TASK ITEM: Once the line with "### 1. The structure" is found in the entries below, print it and each following line exactly, stopping after the line with "The atoms within 5 Å of the centre."; print nothing else.

DATA LISTING:
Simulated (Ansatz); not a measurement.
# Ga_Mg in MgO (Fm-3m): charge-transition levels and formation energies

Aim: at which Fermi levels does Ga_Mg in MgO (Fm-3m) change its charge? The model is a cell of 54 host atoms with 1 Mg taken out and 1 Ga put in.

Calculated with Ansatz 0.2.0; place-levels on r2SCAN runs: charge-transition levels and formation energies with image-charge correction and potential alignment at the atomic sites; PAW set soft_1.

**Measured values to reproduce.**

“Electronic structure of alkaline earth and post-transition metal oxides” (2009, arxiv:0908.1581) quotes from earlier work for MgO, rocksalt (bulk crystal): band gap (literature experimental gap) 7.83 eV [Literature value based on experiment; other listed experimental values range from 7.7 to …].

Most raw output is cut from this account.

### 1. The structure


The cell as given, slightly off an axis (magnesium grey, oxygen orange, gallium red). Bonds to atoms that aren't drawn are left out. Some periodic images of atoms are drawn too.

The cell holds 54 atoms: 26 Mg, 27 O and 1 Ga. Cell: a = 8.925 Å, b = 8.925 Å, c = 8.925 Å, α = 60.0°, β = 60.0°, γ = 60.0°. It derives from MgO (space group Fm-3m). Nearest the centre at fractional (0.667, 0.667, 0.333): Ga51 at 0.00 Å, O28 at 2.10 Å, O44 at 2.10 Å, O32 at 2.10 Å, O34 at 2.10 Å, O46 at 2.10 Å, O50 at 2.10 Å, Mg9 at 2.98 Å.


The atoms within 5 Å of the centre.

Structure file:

YOUR RESPONSE:
### 1. The structure


The cell as given, slightly off an axis (magnesium grey, oxygen orange, gallium red). Bonds to atoms that aren't drawn are left out. Some periodic images of atoms are drawn too.

The cell holds 54 atoms: 26 Mg, 27 O and 1 Ga. Cell: a = 8.925 Å, b = 8.925 Å, c = 8.925 Å, α = 60.0°, β = 60.0°, γ = 60.0°. It derives from MgO (space group Fm-3m). Nearest the centre at fractional (0.667, 0.667, 0.333): Ga51 at 0.00 Å, O28 at 2.10 Å, O44 at 2.10 Å, O32 at 2.10 Å, O34 at 2.10 Å, O46 at 2.10 Å, O50 at 2.10 Å, Mg9 at 2.98 Å.


The atoms within 5 Å of the centre.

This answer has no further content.